Given information ->
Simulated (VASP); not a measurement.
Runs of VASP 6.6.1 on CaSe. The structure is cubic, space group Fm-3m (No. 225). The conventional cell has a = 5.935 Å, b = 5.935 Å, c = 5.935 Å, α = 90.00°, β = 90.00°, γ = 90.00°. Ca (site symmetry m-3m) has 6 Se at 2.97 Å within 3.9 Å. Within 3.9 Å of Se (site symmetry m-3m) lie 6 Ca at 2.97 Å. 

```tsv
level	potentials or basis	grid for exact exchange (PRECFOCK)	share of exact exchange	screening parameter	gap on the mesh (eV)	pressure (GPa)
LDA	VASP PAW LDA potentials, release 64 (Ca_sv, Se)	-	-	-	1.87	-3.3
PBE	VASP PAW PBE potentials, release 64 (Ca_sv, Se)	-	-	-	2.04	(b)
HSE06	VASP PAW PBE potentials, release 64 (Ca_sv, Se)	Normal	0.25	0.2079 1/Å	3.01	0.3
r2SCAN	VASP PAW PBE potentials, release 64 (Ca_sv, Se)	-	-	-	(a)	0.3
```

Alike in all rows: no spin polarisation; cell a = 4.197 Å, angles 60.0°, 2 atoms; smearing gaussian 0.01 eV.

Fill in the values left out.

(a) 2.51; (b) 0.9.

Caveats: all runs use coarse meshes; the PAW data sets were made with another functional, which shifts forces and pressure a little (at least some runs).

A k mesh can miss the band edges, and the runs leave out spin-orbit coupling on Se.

Work item -> Would you please reproduce the records above exactly, only from their first line through the line holding "Caveats: all runs", with both ends included?

Your response ->
Simulated (VASP); not a measurement.
Runs of VASP 6.6.1 on CaSe. The structure is cubic, space group Fm-3m (No. 225). The conventional cell has a = 5.935 Å, b = 5.935 Å, c = 5.935 Å, α = 90.00°, β = 90.00°, γ = 90.00°. Ca (site symmetry m-3m) has 6 Se at 2.97 Å within 3.9 Å. Within 3.9 Å of Se (site symmetry m-3m) lie 6 Ca at 2.97 Å. 

```tsv
level	potentials or basis	grid for exact exchange (PRECFOCK)	share of exact exchange	screening parameter	gap on the mesh (eV)	pressure (GPa)
LDA	VASP PAW LDA potentials, release 64 (Ca_sv, Se)	-	-	-	1.87	-3.3
PBE	VASP PAW PBE potentials, release 64 (Ca_sv, Se)	-	-	-	2.04	(b)
HSE06	VASP PAW PBE potentials, release 64 (Ca_sv, Se)	Normal	0.25	0.2079 1/Å	3.01	0.3
r2SCAN	VASP PAW PBE potentials, release 64 (Ca_sv, Se)	-	-	-	(a)	0.3
```

Alike in all rows: no spin polarisation; cell a = 4.197 Å, angles 60.0°, 2 atoms; smearing gaussian 0.01 eV.

Fill in the values left out.

(a) 2.51; (b) 0.9.

Caveats: all runs use coarse meshes; the PAW data sets were made with another functional, which shifts forces and pressure a little (at least some runs).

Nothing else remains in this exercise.